▶ _Data extract_

+ + + + +

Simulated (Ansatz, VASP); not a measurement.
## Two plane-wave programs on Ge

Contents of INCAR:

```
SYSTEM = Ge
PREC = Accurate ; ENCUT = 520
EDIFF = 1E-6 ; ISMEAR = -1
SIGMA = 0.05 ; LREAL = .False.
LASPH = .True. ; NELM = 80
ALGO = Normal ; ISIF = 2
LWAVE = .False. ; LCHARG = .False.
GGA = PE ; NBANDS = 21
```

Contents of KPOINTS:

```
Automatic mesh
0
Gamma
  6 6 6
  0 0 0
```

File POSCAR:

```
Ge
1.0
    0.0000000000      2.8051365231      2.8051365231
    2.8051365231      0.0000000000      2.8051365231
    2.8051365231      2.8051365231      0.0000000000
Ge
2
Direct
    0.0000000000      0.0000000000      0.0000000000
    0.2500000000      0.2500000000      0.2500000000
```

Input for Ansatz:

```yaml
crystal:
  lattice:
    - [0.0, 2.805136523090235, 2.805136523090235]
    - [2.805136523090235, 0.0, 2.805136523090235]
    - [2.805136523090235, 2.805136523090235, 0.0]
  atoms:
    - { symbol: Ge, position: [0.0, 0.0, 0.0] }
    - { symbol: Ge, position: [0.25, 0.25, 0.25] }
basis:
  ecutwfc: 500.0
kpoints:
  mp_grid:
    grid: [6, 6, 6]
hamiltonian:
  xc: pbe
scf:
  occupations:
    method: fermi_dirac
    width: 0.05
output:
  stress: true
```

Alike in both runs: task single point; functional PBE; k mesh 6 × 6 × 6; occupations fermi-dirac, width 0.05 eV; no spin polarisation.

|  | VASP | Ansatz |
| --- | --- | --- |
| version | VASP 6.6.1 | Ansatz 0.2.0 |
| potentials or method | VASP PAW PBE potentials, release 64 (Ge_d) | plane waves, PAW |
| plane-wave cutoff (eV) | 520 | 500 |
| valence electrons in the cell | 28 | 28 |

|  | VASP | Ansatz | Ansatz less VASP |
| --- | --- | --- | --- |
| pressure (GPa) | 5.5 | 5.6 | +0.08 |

+ + + + +

▶ _Work instruction_
Reproduce the material above exactly, beginning at its first line and ending with the line that holds "less VASP |". Include nothing else.

▶ _Answer area_
Simulated (Ansatz, VASP); not a measurement.
## Two plane-wave programs on Ge

Contents of INCAR:

```
SYSTEM = Ge
PREC = Accurate ; ENCUT = 520
EDIFF = 1E-6 ; ISMEAR = -1
SIGMA = 0.05 ; LREAL = .False.
LASPH = .True. ; NELM = 80
ALGO = Normal ; ISIF = 2
LWAVE = .False. ; LCHARG = .False.
GGA = PE ; NBANDS = 21
```

Contents of KPOINTS:

```
Automatic mesh
0
Gamma
  6 6 6
  0 0 0
```

File POSCAR:

```
Ge
1.0
    0.0000000000      2.8051365231      2.8051365231
    2.8051365231      0.0000000000      2.8051365231
    2.8051365231      2.8051365231      0.0000000000
Ge
2
Direct
    0.0000000000      0.0000000000      0.0000000000
    0.2500000000      0.2500000000      0.2500000000
```

Input for Ansatz:

```yaml
crystal:
  lattice:
    - [0.0, 2.805136523090235, 2.805136523090235]
    - [2.805136523090235, 0.0, 2.805136523090235]
    - [2.805136523090235, 2.805136523090235, 0.0]
  atoms:
    - { symbol: Ge, position: [0.0, 0.0, 0.0] }
    - { symbol: Ge, position: [0.25, 0.25, 0.25] }
basis:
  ecutwfc: 500.0
kpoints:
  mp_grid:
    grid: [6, 6, 6]
hamiltonian:
  xc: pbe
scf:
  occupations:
    method: fermi_dirac
    width: 0.05
output:
  stress: true
```

Alike in both runs: task single point; functional PBE; k mesh 6 × 6 × 6; occupations fermi-dirac, width 0.05 eV; no spin polarisation.

|  | VASP | Ansatz |
| --- | --- | --- |
| version | VASP 6.6.1 | Ansatz 0.2.0 |
| potentials or method | VASP PAW PBE potentials, release 64 (Ge_d) | plane waves, PAW |
| plane-wave cutoff (eV) | 520 | 500 |
| valence electrons in the cell | 28 | 28 |

|  | VASP | Ansatz | Ansatz less VASP |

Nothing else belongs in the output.